Assigned task
Would you return the complete listing below word for word?

Given records
---*---

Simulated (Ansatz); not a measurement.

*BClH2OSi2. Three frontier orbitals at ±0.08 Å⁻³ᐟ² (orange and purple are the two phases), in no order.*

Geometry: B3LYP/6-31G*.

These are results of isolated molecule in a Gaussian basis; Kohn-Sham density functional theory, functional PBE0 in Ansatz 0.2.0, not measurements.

---*---

Worked solution
Simulated (Ansatz); not a measurement.

*BClH2OSi2. Three frontier orbitals at ±0.08 Å⁻³ᐟ² (orange and purple are the two phases), in no order.*

Geometry: B3LYP/6-31G*.

These are results of isolated molecule in a Gaussian basis; Kohn-Sham density functional theory, functional PBE0 in Ansatz 0.2.0, not measurements.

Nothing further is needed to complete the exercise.